[RECORD EXTRACTS Boundary: Start]
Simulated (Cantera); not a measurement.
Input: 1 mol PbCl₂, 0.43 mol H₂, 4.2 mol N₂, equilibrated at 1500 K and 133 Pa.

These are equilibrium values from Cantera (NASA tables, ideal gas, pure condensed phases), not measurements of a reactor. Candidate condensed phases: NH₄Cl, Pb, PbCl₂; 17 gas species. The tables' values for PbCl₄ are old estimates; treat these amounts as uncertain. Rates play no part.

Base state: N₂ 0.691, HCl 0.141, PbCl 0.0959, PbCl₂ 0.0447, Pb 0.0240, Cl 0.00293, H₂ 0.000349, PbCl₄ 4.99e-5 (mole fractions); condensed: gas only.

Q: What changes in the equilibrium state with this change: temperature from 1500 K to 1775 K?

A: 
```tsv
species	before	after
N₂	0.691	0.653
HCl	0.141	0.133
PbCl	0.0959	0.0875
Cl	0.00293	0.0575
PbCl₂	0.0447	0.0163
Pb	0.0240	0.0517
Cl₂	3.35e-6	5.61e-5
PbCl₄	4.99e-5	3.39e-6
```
[RECORD EXTRACTS Boundary: End]

#### [REQUIREMENT]
From the entries above, extract only the lines running from the one containing "Input: 1 mol" through the one containing "Base state: N₂", inclusive.

#### [RESPONSE]
Input: 1 mol PbCl₂, 0.43 mol H₂, 4.2 mol N₂, equilibrated at 1500 K and 133 Pa.

These are equilibrium values from Cantera (NASA tables, ideal gas, pure condensed phases), not measurements of a reactor. Candidate condensed phases: NH₄Cl, Pb, PbCl₂; 17 gas species. The tables' values for PbCl₄ are old estimates; treat these amounts as uncertain. Rates play no part.

Base state: N₂ 0.691, HCl 0.141, PbCl 0.0959, PbCl₂ 0.0447, Pb 0.0240, Cl 0.00293, H₂ 0.000349, PbCl₄ 4.99e-5 (mole fractions); condensed: gas only.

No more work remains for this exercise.